+++ INFORMATION GIVEN

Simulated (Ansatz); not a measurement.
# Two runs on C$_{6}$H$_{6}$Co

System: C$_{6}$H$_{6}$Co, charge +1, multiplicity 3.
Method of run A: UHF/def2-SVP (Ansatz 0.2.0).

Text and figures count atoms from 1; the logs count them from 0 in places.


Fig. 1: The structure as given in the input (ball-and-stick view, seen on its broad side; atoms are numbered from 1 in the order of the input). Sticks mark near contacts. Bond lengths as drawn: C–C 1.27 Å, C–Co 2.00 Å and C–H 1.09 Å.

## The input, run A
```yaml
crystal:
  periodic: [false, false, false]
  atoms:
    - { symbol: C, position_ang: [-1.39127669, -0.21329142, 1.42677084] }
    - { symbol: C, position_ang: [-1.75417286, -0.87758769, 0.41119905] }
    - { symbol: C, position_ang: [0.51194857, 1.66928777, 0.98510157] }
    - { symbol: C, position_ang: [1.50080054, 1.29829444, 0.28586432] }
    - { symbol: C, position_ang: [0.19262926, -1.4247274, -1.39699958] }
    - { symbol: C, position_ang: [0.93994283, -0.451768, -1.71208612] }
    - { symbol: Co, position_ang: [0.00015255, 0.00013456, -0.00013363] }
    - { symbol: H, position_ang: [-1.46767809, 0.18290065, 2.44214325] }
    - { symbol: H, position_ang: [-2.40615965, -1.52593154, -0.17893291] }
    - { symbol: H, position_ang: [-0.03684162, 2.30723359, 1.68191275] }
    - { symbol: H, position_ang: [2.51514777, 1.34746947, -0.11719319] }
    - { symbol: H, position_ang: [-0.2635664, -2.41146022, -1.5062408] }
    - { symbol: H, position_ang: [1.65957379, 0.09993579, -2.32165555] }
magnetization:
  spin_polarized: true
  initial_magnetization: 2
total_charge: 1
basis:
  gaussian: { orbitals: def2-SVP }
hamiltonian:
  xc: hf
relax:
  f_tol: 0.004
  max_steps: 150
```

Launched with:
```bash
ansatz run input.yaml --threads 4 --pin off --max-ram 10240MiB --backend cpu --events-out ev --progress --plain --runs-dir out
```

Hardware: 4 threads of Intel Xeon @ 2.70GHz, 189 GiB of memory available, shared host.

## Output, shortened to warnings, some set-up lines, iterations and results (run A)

++++++

TASK ITEM: Up to and including the line with "Text and figures", please return the records exactly, beginning from their first line.

ANSWER AREA:
Simulated (Ansatz); not a measurement.
# Two runs on C$_{6}$H$_{6}$Co

System: C$_{6}$H$_{6}$Co, charge +1, multiplicity 3.
Method of run A: UHF/def2-SVP (Ansatz 0.2.0).

Text and figures count atoms from 1; the logs count them from 0 in places.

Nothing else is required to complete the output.